Data:
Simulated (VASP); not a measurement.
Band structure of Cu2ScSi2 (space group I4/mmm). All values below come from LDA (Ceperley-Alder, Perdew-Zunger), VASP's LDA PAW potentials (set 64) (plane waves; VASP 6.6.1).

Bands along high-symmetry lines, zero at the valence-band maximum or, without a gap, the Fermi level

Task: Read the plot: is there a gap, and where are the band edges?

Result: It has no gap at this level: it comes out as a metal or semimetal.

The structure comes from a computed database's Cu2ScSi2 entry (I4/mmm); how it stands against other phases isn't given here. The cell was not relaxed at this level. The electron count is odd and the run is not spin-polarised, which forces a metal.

Work item: Take the material above and return all of it exactly.

Exercise solution:
Simulated (VASP); not a measurement.
Band structure of Cu2ScSi2 (space group I4/mmm). All values below come from LDA (Ceperley-Alder, Perdew-Zunger), VASP's LDA PAW potentials (set 64) (plane waves; VASP 6.6.1).

Bands along high-symmetry lines, zero at the valence-band maximum or, without a gap, the Fermi level

Task: Read the plot: is there a gap, and where are the band edges?

Result: It has no gap at this level: it comes out as a metal or semimetal.

The structure comes from a computed database's Cu2ScSi2 entry (I4/mmm); how it stands against other phases isn't given here. The cell was not relaxed at this level. The electron count is odd and the run is not spin-polarised, which forces a metal.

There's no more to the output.